TASK ITEM — From the first line of the data below, copy each line up to the one containing "Result: 117.6 kcal/mol", and include that line too.

..........

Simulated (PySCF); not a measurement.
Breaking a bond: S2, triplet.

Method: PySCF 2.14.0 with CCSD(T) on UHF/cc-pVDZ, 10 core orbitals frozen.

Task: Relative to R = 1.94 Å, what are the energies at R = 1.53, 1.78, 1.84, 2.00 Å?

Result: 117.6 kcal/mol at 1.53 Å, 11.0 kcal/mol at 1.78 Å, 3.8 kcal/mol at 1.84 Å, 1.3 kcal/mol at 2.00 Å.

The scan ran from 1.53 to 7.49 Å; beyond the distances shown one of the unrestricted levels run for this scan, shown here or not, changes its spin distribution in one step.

..........

WRITTEN RESPONSE —
Simulated (PySCF); not a measurement.
Breaking a bond: S2, triplet.

Method: PySCF 2.14.0 with CCSD(T) on UHF/cc-pVDZ, 10 core orbitals frozen.

Task: Relative to R = 1.94 Å, what are the energies at R = 1.53, 1.78, 1.84, 2.00 Å?

Result: 117.6 kcal/mol at 1.53 Å, 11.0 kcal/mol at 1.78 Å, 3.8 kcal/mol at 1.84 Å, 1.3 kcal/mol at 2.00 Å.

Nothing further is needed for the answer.